Data to examine:
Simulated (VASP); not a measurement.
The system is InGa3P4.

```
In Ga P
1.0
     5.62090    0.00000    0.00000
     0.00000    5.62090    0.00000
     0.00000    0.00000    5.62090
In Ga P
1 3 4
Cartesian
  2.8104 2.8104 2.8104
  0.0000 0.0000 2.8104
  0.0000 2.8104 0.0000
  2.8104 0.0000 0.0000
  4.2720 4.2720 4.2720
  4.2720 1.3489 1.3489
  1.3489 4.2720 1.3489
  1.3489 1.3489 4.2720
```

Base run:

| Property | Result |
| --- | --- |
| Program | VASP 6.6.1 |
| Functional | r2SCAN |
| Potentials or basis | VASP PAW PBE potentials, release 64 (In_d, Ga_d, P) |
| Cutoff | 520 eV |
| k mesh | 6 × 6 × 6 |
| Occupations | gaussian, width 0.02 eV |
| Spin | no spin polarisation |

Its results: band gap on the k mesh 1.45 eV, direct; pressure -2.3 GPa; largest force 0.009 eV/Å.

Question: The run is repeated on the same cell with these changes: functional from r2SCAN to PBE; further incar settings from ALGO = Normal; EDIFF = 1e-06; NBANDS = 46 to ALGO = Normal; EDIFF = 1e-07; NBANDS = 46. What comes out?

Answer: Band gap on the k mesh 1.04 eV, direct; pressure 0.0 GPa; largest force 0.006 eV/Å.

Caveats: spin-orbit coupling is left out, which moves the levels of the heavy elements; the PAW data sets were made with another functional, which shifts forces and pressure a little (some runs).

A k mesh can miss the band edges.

Work task: Go back to the listing above. Copy word for word the lines from the one with "Answer: Band gap" through the one with "Caveats: spin-orbit coupling", and nothing more.

Task output:
Answer: Band gap on the k mesh 1.04 eV, direct; pressure 0.0 GPa; largest force 0.006 eV/Å.

Caveats: spin-orbit coupling is left out, which moves the levels of the heavy elements; the PAW data sets were made with another functional, which shifts forces and pressure a little (some runs).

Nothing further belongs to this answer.